[[ Provided data open ]]

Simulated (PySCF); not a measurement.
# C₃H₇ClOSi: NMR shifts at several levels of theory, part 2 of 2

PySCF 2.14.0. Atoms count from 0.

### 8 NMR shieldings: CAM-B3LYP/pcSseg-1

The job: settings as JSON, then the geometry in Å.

[[ Provided data closed ]]

▸ Work instruction
Could the data above be set down exactly, in full?

▸ Result
Simulated (PySCF); not a measurement.
# C₃H₇ClOSi: NMR shifts at several levels of theory, part 2 of 2

PySCF 2.14.0. Atoms count from 0.

### 8 NMR shieldings: CAM-B3LYP/pcSseg-1

The job: settings as JSON, then the geometry in Å.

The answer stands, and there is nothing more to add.